- **Work request**:
Please retype the data below in full.

-- Provided records follows --
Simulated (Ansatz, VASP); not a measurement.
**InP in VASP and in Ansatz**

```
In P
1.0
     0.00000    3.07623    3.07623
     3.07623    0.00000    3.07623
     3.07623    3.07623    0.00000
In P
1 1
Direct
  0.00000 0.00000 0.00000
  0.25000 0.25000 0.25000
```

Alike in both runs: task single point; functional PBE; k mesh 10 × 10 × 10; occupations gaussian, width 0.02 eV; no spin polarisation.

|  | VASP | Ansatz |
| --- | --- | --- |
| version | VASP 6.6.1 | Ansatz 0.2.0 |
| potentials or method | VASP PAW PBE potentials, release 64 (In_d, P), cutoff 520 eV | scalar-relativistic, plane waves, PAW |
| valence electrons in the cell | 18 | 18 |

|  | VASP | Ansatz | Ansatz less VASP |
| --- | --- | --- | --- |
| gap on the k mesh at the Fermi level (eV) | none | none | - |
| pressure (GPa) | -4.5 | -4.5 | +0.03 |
-- Provided records concluded --

- **Exercise solution**:
Simulated (Ansatz, VASP); not a measurement.
**InP in VASP and in Ansatz**

```
In P
1.0
     0.00000    3.07623    3.07623
     3.07623    0.00000    3.07623
     3.07623    3.07623    0.00000
In P
1 1
Direct
  0.00000 0.00000 0.00000
  0.25000 0.25000 0.25000
```

Alike in both runs: task single point; functional PBE; k mesh 10 × 10 × 10; occupations gaussian, width 0.02 eV; no spin polarisation.

|  | VASP | Ansatz |
| --- | --- | --- |
| version | VASP 6.6.1 | Ansatz 0.2.0 |
| potentials or method | VASP PAW PBE potentials, release 64 (In_d, P), cutoff 520 eV | scalar-relativistic, plane waves, PAW |
| valence electrons in the cell | 18 | 18 |

|  | VASP | Ansatz | Ansatz less VASP |
| --- | --- | --- | --- |
| gap on the k mesh at the Fermi level (eV) | none | none | - |
| pressure (GPa) | -4.5 | -4.5 | +0.03 |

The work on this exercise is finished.